══════════════════════════════

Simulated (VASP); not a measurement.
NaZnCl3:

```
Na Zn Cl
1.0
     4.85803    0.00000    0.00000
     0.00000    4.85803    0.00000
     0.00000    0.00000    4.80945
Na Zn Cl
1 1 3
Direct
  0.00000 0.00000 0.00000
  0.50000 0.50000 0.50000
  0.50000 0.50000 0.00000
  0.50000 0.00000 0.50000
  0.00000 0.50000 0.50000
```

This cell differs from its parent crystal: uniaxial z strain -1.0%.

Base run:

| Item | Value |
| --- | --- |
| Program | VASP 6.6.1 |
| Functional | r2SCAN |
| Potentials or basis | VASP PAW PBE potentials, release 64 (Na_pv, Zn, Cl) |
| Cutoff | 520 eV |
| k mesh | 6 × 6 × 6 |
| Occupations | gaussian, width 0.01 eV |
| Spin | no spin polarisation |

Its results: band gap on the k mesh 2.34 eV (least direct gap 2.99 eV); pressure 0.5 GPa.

══════════════════════════════

> Activity
Set down precisely the lines above between the line holding "Item | Value |" and the line holding "spin polarisation |", inclusive, and nothing beyond them.

> Written solution
| Item | Value |
| --- | --- |
| Program | VASP 6.6.1 |
| Functional | r2SCAN |
| Potentials or basis | VASP PAW PBE potentials, release 64 (Na_pv, Zn, Cl) |
| Cutoff | 520 eV |
| k mesh | 6 × 6 × 6 |
| Occupations | gaussian, width 0.01 eV |
| Spin | no spin polarisation |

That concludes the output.